Work task – Your task is to transcribe the entries below exactly, from their first line down to the line containing "Interaction energies are", and to stop there.

Given entries –
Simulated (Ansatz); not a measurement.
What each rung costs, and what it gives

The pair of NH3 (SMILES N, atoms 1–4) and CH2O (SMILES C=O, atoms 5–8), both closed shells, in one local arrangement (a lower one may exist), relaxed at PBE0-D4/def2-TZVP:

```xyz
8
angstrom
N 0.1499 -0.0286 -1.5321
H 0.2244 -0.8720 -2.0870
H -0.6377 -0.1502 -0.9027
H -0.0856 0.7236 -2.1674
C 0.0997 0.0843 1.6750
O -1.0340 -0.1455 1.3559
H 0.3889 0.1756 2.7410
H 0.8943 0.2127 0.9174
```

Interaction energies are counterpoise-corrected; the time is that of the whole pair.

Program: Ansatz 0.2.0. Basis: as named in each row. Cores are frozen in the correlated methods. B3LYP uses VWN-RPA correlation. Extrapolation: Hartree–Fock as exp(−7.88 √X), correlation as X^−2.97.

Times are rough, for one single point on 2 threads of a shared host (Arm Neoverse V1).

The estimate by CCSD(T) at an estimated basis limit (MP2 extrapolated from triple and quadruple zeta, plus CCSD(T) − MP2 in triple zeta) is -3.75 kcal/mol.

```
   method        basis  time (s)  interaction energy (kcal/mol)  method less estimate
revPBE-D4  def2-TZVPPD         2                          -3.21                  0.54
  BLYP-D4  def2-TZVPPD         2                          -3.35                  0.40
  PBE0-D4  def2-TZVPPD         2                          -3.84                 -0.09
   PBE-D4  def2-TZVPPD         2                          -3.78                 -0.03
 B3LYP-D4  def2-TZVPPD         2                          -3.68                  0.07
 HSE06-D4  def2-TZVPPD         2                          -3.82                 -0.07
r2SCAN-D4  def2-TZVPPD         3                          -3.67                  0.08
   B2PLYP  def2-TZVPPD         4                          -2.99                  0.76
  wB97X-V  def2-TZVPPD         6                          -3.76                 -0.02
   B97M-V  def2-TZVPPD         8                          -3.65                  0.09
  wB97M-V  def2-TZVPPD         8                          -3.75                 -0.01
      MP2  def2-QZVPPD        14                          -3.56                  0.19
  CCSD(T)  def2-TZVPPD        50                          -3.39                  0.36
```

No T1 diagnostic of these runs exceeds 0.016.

Written response –
Simulated (Ansatz); not a measurement.
What each rung costs, and what it gives

The pair of NH3 (SMILES N, atoms 1–4) and CH2O (SMILES C=O, atoms 5–8), both closed shells, in one local arrangement (a lower one may exist), relaxed at PBE0-D4/def2-TZVP:

```xyz
8
angstrom
N 0.1499 -0.0286 -1.5321
H 0.2244 -0.8720 -2.0870
H -0.6377 -0.1502 -0.9027
H -0.0856 0.7236 -2.1674
C 0.0997 0.0843 1.6750
O -1.0340 -0.1455 1.3559
H 0.3889 0.1756 2.7410
H 0.8943 0.2127 0.9174
```

Interaction energies are counterpoise-corrected; the time is that of the whole pair.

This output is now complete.